- _Brief_
Using the records below, write out again exactly the lines that begin at the line containing "The geometry comes" and end at the line containing "Atoms are counted", and no other lines.

Top of Given records

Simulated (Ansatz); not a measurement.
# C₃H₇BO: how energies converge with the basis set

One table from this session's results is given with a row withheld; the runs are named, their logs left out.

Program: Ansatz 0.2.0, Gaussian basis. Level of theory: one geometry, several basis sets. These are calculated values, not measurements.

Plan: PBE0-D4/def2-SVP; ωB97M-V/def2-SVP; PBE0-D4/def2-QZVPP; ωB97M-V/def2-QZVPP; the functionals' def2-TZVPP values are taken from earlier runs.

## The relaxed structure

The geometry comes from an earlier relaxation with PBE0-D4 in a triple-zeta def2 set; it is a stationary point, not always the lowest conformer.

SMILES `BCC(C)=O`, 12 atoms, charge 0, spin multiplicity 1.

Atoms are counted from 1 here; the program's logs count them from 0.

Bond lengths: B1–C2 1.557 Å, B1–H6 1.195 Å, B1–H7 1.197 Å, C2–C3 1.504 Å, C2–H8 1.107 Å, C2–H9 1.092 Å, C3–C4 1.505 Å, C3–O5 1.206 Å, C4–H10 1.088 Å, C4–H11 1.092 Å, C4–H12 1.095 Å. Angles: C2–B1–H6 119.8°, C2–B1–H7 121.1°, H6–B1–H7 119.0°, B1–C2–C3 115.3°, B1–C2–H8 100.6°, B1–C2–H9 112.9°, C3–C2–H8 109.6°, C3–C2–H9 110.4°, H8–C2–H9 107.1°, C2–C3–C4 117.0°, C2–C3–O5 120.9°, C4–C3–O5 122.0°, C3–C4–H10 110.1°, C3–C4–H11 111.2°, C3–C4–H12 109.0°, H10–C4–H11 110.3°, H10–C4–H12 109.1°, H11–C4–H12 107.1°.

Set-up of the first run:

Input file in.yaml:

Bottom of Given records

- _Exercise result_
The geometry comes from an earlier relaxation with PBE0-D4 in a triple-zeta def2 set; it is a stationary point, not always the lowest conformer.

SMILES `BCC(C)=O`, 12 atoms, charge 0, spin multiplicity 1.

Atoms are counted from 1 here; the program's logs count them from 0.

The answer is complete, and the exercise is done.